Each line of the listing below must be returned exactly.

• • • • • • •

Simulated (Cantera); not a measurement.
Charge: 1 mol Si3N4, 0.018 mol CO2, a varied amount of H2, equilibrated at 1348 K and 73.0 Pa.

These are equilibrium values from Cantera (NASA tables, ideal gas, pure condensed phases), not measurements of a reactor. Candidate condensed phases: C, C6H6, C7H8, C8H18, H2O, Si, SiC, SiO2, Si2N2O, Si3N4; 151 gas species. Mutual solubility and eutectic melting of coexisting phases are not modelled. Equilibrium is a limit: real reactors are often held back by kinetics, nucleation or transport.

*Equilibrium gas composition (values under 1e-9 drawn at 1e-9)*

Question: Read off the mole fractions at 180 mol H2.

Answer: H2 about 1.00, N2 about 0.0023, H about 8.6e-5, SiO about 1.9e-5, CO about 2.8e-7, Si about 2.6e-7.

• • • • • • •

### Your response
Simulated (Cantera); not a measurement.
Charge: 1 mol Si3N4, 0.018 mol CO2, a varied amount of H2, equilibrated at 1348 K and 73.0 Pa.

These are equilibrium values from Cantera (NASA tables, ideal gas, pure condensed phases), not measurements of a reactor. Candidate condensed phases: C, C6H6, C7H8, C8H18, H2O, Si, SiC, SiO2, Si2N2O, Si3N4; 151 gas species. Mutual solubility and eutectic melting of coexisting phases are not modelled. Equilibrium is a limit: real reactors are often held back by kinetics, nucleation or transport.

*Equilibrium gas composition (values under 1e-9 drawn at 1e-9)*

Question: Read off the mole fractions at 180 mol H2.

Answer: H2 about 1.00, N2 about 0.0023, H about 8.6e-5, SiO about 1.9e-5, CO about 2.8e-7, Si about 2.6e-7.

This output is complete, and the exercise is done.